━━━━━ STUDY MATERIAL ━━━━━

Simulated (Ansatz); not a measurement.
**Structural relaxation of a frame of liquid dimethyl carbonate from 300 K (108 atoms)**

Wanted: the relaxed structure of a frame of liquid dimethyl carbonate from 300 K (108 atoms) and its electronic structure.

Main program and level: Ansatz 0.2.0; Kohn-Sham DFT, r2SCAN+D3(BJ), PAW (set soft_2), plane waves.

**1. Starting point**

━━━━━

### WORK INSTRUCTION
From the data above, copy each line exactly.

### EXERCISE RESULT
Simulated (Ansatz); not a measurement.
**Structural relaxation of a frame of liquid dimethyl carbonate from 300 K (108 atoms)**

Wanted: the relaxed structure of a frame of liquid dimethyl carbonate from 300 K (108 atoms) and its electronic structure.

Main program and level: Ansatz 0.2.0; Kohn-Sham DFT, r2SCAN+D3(BJ), PAW (set soft_2), plane waves.

**1. Starting point**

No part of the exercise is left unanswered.